#### INPUT DATA:
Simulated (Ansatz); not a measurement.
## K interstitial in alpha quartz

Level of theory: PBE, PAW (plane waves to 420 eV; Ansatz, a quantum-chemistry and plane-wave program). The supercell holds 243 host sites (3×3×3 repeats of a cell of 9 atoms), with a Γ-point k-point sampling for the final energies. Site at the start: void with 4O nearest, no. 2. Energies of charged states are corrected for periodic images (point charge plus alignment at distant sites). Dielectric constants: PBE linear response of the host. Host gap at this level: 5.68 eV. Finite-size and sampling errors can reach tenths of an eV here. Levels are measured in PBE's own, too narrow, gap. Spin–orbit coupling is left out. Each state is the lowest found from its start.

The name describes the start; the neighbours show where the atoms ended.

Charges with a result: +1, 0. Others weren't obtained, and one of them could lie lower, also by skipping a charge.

#### TASK ITEM:
Your response must contain all of the records, copied exactly.

#### WORKED SOLUTION:
Simulated (Ansatz); not a measurement.
## K interstitial in alpha quartz

Level of theory: PBE, PAW (plane waves to 420 eV; Ansatz, a quantum-chemistry and plane-wave program). The supercell holds 243 host sites (3×3×3 repeats of a cell of 9 atoms), with a Γ-point k-point sampling for the final energies. Site at the start: void with 4O nearest, no. 2. Energies of charged states are corrected for periodic images (point charge plus alignment at distant sites). Dielectric constants: PBE linear response of the host. Host gap at this level: 5.68 eV. Finite-size and sampling errors can reach tenths of an eV here. Levels are measured in PBE's own, too narrow, gap. Spin–orbit coupling is left out. Each state is the lowest found from its start.

The name describes the start; the neighbours show where the atoms ended.

Charges with a result: +1, 0. Others weren't obtained, and one of them could lie lower, also by skipping a charge.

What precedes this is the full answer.